• • • •

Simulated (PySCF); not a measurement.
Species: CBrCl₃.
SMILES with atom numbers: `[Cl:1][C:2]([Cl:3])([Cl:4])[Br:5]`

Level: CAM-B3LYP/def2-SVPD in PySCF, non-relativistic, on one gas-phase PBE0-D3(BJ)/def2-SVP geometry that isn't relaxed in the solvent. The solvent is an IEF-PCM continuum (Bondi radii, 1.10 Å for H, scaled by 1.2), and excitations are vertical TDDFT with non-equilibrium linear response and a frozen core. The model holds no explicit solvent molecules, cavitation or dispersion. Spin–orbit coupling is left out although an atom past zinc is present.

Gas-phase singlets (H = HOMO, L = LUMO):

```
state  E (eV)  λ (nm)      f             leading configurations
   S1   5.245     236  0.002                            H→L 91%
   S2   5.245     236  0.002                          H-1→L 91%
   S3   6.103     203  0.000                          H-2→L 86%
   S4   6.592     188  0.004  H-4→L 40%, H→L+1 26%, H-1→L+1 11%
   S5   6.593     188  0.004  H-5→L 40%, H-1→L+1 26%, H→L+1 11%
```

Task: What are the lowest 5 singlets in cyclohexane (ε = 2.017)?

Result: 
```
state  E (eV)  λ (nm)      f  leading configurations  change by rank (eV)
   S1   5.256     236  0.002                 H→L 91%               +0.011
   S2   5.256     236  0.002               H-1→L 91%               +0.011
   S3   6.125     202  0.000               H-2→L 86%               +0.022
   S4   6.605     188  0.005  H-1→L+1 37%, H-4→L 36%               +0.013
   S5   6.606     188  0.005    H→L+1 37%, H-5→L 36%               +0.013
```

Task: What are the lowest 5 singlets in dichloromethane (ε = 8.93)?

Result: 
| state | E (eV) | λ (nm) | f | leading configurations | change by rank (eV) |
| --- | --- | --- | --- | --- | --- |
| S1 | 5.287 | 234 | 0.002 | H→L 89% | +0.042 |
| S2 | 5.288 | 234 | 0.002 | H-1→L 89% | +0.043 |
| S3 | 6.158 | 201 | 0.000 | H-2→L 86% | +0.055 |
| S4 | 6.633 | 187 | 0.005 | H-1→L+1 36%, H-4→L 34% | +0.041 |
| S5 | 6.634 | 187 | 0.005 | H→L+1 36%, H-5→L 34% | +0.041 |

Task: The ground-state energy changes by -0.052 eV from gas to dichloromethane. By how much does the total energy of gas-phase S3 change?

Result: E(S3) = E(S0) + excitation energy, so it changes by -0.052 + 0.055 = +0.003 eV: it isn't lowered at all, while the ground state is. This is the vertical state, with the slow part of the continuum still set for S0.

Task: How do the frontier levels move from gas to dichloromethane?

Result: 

• • • •

Work instruction
Reproduce the material above exactly, beginning at its first line and ending with the line that holds "SMILES with atom". Include nothing else.

Reply
Simulated (PySCF); not a measurement.
Species: CBrCl₃.
SMILES with atom numbers: `[Cl:1][C:2]([Cl:3])([Cl:4])[Br:5]`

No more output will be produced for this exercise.